* [ACTION ITEM]:
Only one stretch of the listing below is wanted. Give it again exactly, from the line with "A. In order" through the line with "Limits of the".

==== DATA EXCERPTS

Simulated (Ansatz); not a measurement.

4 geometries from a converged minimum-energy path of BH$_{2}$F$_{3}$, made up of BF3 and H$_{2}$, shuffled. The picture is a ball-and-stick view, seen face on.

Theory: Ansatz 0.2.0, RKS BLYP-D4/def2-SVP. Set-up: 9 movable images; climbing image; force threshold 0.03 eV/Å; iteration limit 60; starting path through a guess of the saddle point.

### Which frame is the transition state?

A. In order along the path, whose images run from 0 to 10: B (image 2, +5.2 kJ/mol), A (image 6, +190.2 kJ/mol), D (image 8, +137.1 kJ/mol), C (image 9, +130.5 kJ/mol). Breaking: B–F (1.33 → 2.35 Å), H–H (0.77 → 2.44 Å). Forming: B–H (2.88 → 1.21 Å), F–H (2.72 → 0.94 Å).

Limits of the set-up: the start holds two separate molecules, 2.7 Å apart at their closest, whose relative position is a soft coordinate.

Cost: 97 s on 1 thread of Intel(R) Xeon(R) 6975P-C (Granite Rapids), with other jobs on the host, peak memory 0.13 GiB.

========

* [ANSWER SPACE]:
A. In order along the path, whose images run from 0 to 10: B (image 2, +5.2 kJ/mol), A (image 6, +190.2 kJ/mol), D (image 8, +137.1 kJ/mol), C (image 9, +130.5 kJ/mol). Breaking: B–F (1.33 → 2.35 Å), H–H (0.77 → 2.44 Å). Forming: B–H (2.88 → 1.21 Å), F–H (2.72 → 0.94 Å).

Limits of the set-up: the start holds two separate molecules, 2.7 Å apart at their closest, whose relative position is a soft coordinate.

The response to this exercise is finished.